Data for analysis:
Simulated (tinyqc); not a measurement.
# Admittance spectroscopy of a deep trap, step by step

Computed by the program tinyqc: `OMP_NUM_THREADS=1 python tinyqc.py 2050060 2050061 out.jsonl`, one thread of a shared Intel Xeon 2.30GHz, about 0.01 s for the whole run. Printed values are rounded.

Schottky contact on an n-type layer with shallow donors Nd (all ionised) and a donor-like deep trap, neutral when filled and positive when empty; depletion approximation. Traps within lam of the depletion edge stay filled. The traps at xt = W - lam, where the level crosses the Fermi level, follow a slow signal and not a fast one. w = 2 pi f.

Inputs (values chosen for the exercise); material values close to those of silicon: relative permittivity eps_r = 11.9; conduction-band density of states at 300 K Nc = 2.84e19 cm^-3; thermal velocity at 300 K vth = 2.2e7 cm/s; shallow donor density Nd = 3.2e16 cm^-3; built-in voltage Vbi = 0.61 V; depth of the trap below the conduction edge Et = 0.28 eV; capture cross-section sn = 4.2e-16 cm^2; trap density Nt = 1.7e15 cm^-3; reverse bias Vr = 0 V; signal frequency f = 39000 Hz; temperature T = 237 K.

Brief: After locating the line with "# Admittance spectroscopy" above, return that line and every later line through the one with "Computed by the", word for word and with nothing else.

Response area:
# Admittance spectroscopy of a deep trap, step by step

Computed by the program tinyqc: `OMP_NUM_THREADS=1 python tinyqc.py 2050060 2050061 out.jsonl`, one thread of a shared Intel Xeon 2.30GHz, about 0.01 s for the whole run. Printed values are rounded.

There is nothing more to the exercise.